**Data for analysis**
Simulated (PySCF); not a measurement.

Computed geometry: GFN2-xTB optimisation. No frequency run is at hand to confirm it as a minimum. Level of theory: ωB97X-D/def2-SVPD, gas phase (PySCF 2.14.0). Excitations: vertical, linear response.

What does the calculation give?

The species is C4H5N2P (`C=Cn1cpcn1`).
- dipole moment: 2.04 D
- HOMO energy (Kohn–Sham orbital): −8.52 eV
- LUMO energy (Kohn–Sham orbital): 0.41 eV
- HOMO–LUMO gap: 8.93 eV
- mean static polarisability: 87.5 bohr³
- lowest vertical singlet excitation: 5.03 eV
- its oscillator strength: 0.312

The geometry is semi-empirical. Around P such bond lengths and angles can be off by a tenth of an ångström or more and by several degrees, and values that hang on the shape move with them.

**Work item**
Write down exactly every line of the material above up to and including the line containing "- its oscillator strength: 0.312".

**Written solution**
Simulated (PySCF); not a measurement.

Computed geometry: GFN2-xTB optimisation. No frequency run is at hand to confirm it as a minimum. Level of theory: ωB97X-D/def2-SVPD, gas phase (PySCF 2.14.0). Excitations: vertical, linear response.

What does the calculation give?

The species is C4H5N2P (`C=Cn1cpcn1`).
- dipole moment: 2.04 D
- HOMO energy (Kohn–Sham orbital): −8.52 eV
- LUMO energy (Kohn–Sham orbital): 0.41 eV
- HOMO–LUMO gap: 8.93 eV
- mean static polarisability: 87.5 bohr³
- lowest vertical singlet excitation: 5.03 eV
- its oscillator strength: 0.312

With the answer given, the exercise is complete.